REQUIRED ACTION »
Up to and including the line with "13C at C1: principal", restate the records below word for word, beginning with their first line.

RECORDED DATA »

- Opening Delimiter -

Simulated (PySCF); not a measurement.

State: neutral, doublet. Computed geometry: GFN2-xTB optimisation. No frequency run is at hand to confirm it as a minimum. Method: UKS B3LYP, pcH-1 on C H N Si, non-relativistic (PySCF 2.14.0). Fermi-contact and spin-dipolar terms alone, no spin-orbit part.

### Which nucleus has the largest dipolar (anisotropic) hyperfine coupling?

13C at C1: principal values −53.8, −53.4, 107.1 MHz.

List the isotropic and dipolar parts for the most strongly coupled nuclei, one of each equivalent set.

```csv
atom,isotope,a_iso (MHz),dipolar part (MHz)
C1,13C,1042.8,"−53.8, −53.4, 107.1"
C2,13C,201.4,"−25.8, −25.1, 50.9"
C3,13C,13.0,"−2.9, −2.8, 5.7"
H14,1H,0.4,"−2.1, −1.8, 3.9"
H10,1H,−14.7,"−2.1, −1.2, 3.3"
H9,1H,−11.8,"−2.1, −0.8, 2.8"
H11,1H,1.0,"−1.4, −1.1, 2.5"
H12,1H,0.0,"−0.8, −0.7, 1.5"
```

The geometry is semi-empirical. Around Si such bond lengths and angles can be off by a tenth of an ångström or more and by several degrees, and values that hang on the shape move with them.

- Closing Delimiter -

REPLY »
Simulated (PySCF); not a measurement.

State: neutral, doublet. Computed geometry: GFN2-xTB optimisation. No frequency run is at hand to confirm it as a minimum. Method: UKS B3LYP, pcH-1 on C H N Si, non-relativistic (PySCF 2.14.0). Fermi-contact and spin-dipolar terms alone, no spin-orbit part.

### Which nucleus has the largest dipolar (anisotropic) hyperfine coupling?

13C at C1: principal values −53.8, −53.4, 107.1 MHz.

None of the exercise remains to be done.